■ Work order:
When you reply, transcribe every line of the data below exactly.

*** Opening Source information ***

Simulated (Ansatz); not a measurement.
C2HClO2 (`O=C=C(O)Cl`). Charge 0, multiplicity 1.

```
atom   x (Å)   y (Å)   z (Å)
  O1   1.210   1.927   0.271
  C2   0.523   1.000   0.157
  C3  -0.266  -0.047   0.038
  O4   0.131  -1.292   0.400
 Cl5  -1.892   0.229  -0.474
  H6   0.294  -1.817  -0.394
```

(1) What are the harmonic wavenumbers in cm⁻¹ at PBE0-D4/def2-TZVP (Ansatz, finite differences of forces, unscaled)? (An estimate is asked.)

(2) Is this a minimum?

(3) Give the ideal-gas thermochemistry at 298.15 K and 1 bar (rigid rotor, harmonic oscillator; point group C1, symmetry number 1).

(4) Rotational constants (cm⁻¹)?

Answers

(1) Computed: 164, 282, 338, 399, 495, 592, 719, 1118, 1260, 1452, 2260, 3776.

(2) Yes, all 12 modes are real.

*** Closing Source information ***

■ Task output:
Simulated (Ansatz); not a measurement.
C2HClO2 (`O=C=C(O)Cl`). Charge 0, multiplicity 1.

```
atom   x (Å)   y (Å)   z (Å)
  O1   1.210   1.927   0.271
  C2   0.523   1.000   0.157
  C3  -0.266  -0.047   0.038
  O4   0.131  -1.292   0.400
 Cl5  -1.892   0.229  -0.474
  H6   0.294  -1.817  -0.394
```

(1) What are the harmonic wavenumbers in cm⁻¹ at PBE0-D4/def2-TZVP (Ansatz, finite differences of forces, unscaled)? (An estimate is asked.)

(2) Is this a minimum?

(3) Give the ideal-gas thermochemistry at 298.15 K and 1 bar (rigid rotor, harmonic oscillator; point group C1, symmetry number 1).

(4) Rotational constants (cm⁻¹)?

Answers

(1) Computed: 164, 282, 338, 399, 495, 592, 719, 1118, 1260, 1452, 2260, 3776.

(2) Yes, all 12 modes are real.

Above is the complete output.